— Work request —
Only the lines from the top of the material through the line containing "# BH2SO (SMILES" should be restated, each one exactly.

— Data provided —
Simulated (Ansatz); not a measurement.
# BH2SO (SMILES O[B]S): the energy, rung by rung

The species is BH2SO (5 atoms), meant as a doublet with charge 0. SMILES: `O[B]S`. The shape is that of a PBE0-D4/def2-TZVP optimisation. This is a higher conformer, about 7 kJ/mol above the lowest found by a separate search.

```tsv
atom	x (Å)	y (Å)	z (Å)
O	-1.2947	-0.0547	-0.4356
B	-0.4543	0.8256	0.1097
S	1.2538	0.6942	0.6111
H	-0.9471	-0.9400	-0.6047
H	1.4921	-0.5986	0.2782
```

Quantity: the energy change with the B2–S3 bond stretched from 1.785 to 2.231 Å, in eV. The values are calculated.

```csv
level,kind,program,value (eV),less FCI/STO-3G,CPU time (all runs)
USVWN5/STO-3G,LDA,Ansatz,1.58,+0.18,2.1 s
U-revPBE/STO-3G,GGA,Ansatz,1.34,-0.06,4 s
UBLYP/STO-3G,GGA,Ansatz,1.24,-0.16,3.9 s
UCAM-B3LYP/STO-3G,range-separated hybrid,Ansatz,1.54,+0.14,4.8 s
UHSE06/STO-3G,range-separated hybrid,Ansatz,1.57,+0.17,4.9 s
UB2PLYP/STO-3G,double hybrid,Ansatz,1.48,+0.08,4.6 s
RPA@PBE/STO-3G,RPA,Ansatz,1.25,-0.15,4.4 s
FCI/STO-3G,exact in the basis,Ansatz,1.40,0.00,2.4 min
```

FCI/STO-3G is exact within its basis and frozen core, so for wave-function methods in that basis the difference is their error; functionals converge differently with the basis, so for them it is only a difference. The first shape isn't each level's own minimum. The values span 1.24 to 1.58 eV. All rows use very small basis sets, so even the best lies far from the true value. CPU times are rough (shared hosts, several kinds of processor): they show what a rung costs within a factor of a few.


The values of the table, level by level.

— Exercise answer —
Simulated (Ansatz); not a measurement.
# BH2SO (SMILES O[B]S): the energy, rung by rung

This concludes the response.